####

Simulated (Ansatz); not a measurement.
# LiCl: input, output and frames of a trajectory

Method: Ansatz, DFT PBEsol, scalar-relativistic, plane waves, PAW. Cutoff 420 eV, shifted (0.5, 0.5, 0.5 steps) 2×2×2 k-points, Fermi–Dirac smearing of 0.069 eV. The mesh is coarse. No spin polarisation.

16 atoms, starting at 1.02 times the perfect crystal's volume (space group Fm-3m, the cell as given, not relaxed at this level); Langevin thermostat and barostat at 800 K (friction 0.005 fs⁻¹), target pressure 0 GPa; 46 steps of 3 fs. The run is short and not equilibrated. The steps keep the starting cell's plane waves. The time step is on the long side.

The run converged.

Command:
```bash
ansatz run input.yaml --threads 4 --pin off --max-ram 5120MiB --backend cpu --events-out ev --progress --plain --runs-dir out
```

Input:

####

**WORK ORDER**: The response should consist of the entries above, retyped exactly.

**EXERCISE RESPONSE**:
Simulated (Ansatz); not a measurement.
# LiCl: input, output and frames of a trajectory

Method: Ansatz, DFT PBEsol, scalar-relativistic, plane waves, PAW. Cutoff 420 eV, shifted (0.5, 0.5, 0.5 steps) 2×2×2 k-points, Fermi–Dirac smearing of 0.069 eV. The mesh is coarse. No spin polarisation.

16 atoms, starting at 1.02 times the perfect crystal's volume (space group Fm-3m, the cell as given, not relaxed at this level); Langevin thermostat and barostat at 800 K (friction 0.005 fs⁻¹), target pressure 0 GPa; 46 steps of 3 fs. The run is short and not equilibrated. The steps keep the starting cell's plane waves. The time step is on the long side.

The run converged.

Command:
```bash
ansatz run input.yaml --threads 4 --pin off --max-ram 5120MiB --backend cpu --events-out ev --progress --plain --runs-dir out
```

Input:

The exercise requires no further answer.